--- Information Enclosed Below ---

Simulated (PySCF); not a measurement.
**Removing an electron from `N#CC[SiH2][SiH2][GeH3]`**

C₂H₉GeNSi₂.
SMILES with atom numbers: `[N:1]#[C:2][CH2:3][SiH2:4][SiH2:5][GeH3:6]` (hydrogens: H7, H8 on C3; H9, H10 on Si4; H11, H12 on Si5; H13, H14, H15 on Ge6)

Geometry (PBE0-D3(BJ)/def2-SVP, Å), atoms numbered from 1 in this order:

--- End of Enclosed Information ---

- **Work item**:
Copy out the whole listing, word for word.

- **Task answer**:
Simulated (PySCF); not a measurement.
**Removing an electron from `N#CC[SiH2][SiH2][GeH3]`**

C₂H₉GeNSi₂.
SMILES with atom numbers: `[N:1]#[C:2][CH2:3][SiH2:4][SiH2:5][GeH3:6]` (hydrogens: H7, H8 on C3; H9, H10 on Si4; H11, H12 on Si5; H13, H14, H15 on Ge6)

Geometry (PBE0-D3(BJ)/def2-SVP, Å), atoms numbered from 1 in this order:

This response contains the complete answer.